BEGIN

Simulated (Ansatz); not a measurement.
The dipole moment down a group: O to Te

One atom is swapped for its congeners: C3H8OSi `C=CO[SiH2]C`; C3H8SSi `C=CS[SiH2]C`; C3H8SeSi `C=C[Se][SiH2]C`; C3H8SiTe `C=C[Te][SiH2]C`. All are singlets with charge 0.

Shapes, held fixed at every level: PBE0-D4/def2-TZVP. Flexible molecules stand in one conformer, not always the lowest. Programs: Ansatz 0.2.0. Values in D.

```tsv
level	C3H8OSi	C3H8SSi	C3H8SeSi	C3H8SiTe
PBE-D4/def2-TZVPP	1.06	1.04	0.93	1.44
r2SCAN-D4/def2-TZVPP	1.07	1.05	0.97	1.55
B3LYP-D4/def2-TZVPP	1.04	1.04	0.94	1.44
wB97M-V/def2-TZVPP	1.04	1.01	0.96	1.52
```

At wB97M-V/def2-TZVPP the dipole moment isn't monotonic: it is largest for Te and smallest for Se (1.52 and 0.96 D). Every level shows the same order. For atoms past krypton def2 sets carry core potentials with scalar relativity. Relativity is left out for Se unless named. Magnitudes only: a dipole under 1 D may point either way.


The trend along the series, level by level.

END

== Work item ==
Within the listing above, give again exactly every line from the line with "The dipole moment down a group: O to Te" through the line with "One atom is", both included, and no other line.

== Task output ==
The dipole moment down a group: O to Te

One atom is swapped for its congeners: C3H8OSi `C=CO[SiH2]C`; C3H8SSi `C=CS[SiH2]C`; C3H8SeSi `C=C[Se][SiH2]C`; C3H8SiTe `C=C[Te][SiH2]C`. All are singlets with charge 0.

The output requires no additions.